Brief
The line containing "A is lowest; B lies 2.4 kJ/mol above it." marks the end: restate word for word every line from the first line of the entries below through that one.

Information provided
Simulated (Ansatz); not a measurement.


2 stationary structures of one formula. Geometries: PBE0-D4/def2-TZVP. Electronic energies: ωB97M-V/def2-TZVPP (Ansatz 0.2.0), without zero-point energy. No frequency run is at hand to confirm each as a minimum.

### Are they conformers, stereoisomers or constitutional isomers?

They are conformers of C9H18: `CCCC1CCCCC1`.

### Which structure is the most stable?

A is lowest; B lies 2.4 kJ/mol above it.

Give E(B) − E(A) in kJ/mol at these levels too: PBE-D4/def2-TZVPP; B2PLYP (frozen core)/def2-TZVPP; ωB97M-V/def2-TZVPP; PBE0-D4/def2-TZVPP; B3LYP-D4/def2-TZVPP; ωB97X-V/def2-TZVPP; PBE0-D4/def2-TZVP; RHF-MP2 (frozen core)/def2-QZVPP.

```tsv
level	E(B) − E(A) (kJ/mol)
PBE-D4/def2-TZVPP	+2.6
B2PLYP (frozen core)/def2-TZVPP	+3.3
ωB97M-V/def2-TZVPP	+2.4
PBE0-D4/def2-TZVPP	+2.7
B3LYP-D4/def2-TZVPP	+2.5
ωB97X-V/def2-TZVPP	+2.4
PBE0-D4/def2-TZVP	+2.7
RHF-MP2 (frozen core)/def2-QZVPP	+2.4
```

Exercise solution
Simulated (Ansatz); not a measurement.


2 stationary structures of one formula. Geometries: PBE0-D4/def2-TZVP. Electronic energies: ωB97M-V/def2-TZVPP (Ansatz 0.2.0), without zero-point energy. No frequency run is at hand to confirm each as a minimum.

### Are they conformers, stereoisomers or constitutional isomers?

They are conformers of C9H18: `CCCC1CCCCC1`.

### Which structure is the most stable?

A is lowest; B lies 2.4 kJ/mol above it.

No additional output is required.